*Exercise*
The listing below is to be copied in full, line by line.

*Material shown*
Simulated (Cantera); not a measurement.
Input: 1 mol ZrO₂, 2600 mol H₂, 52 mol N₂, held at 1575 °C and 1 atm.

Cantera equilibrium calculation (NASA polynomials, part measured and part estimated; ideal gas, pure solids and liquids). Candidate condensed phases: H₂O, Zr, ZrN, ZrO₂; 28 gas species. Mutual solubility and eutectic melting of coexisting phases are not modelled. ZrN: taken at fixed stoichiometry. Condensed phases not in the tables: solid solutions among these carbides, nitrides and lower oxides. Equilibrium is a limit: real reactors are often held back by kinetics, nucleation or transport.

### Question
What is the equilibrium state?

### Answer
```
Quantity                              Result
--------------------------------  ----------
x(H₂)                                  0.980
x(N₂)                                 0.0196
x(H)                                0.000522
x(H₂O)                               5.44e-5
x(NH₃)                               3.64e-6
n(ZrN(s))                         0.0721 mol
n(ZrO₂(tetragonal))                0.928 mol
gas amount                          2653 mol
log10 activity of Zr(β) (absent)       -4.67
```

*Response*
Simulated (Cantera); not a measurement.
Input: 1 mol ZrO₂, 2600 mol H₂, 52 mol N₂, held at 1575 °C and 1 atm.

Cantera equilibrium calculation (NASA polynomials, part measured and part estimated; ideal gas, pure solids and liquids). Candidate condensed phases: H₂O, Zr, ZrN, ZrO₂; 28 gas species. Mutual solubility and eutectic melting of coexisting phases are not modelled. ZrN: taken at fixed stoichiometry. Condensed phases not in the tables: solid solutions among these carbides, nitrides and lower oxides. Equilibrium is a limit: real reactors are often held back by kinetics, nucleation or transport.

### Question
What is the equilibrium state?

### Answer
```
Quantity                              Result
--------------------------------  ----------
x(H₂)                                  0.980
x(N₂)                                 0.0196
x(H)                                0.000522
x(H₂O)                               5.44e-5
x(NH₃)                               3.64e-6
n(ZrN(s))                         0.0721 mol
n(ZrO₂(tetragonal))                0.928 mol
gas amount                          2653 mol
log10 activity of Zr(β) (absent)       -4.67
```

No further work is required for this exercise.